● Required action:
Copy the records below exactly.

═══ Source information ═══

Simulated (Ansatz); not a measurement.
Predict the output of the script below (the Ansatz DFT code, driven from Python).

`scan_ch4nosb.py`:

═══

● Answer area:
Simulated (Ansatz); not a measurement.
Predict the output of the script below (the Ansatz DFT code, driven from Python).

`scan_ch4nosb.py`:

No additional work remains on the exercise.